▸ **DATASET EXTRACT**:
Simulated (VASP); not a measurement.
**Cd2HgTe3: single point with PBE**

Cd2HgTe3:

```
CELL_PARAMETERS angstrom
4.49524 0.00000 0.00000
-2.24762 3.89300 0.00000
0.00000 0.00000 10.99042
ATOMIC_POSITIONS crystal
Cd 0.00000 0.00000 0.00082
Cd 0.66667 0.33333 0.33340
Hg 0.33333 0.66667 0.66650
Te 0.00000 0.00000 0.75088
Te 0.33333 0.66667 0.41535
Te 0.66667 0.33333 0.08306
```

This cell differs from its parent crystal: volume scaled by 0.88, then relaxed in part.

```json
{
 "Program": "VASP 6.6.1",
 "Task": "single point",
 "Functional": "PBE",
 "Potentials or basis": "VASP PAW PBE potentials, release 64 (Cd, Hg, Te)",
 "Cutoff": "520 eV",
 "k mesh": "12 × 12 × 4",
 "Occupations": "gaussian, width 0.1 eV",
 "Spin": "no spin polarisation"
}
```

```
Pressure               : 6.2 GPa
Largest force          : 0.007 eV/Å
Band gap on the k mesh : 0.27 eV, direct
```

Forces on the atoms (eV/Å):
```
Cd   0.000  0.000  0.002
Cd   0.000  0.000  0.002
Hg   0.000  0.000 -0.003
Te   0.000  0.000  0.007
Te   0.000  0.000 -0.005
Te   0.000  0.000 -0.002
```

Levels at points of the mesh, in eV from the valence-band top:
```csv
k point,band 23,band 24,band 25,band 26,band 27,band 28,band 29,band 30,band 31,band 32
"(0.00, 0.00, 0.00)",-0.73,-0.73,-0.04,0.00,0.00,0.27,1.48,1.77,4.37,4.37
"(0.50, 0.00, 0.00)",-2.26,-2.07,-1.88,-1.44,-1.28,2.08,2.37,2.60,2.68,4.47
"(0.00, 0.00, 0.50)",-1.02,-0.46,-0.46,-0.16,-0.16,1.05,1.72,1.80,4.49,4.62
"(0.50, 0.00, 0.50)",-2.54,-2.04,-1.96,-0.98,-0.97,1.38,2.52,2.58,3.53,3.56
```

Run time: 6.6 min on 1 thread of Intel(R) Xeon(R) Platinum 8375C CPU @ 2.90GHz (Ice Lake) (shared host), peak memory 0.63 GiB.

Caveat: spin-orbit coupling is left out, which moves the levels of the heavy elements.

▸ **REQUIREMENT**: Give again, word for word, every line of the listing above from the one with "Levels at points" to the one with "Run time: 6.6", both inclusive, and nothing beyond them.

▸ **WRITTEN ANSWER**:
Levels at points of the mesh, in eV from the valence-band top:
```csv
k point,band 23,band 24,band 25,band 26,band 27,band 28,band 29,band 30,band 31,band 32
"(0.00, 0.00, 0.00)",-0.73,-0.73,-0.04,0.00,0.00,0.27,1.48,1.77,4.37,4.37
"(0.50, 0.00, 0.00)",-2.26,-2.07,-1.88,-1.44,-1.28,2.08,2.37,2.60,2.68,4.47
"(0.00, 0.00, 0.50)",-1.02,-0.46,-0.46,-0.16,-0.16,1.05,1.72,1.80,4.49,4.62
"(0.50, 0.00, 0.50)",-2.54,-2.04,-1.96,-0.98,-0.97,1.38,2.52,2.58,3.53,3.56
```

Run time: 6.6 min on 1 thread of Intel(R) Xeon(R) Platinum 8375C CPU @ 2.90GHz (Ice Lake) (shared host), peak memory 0.63 GiB.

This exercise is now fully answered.